Brief:
Every entry here should be copied exactly.

::::::

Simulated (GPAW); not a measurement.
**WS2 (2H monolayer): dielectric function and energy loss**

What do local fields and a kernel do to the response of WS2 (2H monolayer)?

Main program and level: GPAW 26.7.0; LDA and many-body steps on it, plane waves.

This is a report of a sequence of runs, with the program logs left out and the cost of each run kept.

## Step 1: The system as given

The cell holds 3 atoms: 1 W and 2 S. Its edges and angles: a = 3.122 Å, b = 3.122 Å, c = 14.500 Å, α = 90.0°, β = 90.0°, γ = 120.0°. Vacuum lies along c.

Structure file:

::::::

Exercise response:
Simulated (GPAW); not a measurement.
**WS2 (2H monolayer): dielectric function and energy loss**

What do local fields and a kernel do to the response of WS2 (2H monolayer)?

Main program and level: GPAW 26.7.0; LDA and many-body steps on it, plane waves.

This is a report of a sequence of runs, with the program logs left out and the cost of each run kept.

## Step 1: The system as given

The cell holds 3 atoms: 1 W and 2 S. Its edges and angles: a = 3.122 Å, b = 3.122 Å, c = 14.500 Å, α = 90.0°, β = 90.0°, γ = 120.0°. Vacuum lies along c.

Structure file:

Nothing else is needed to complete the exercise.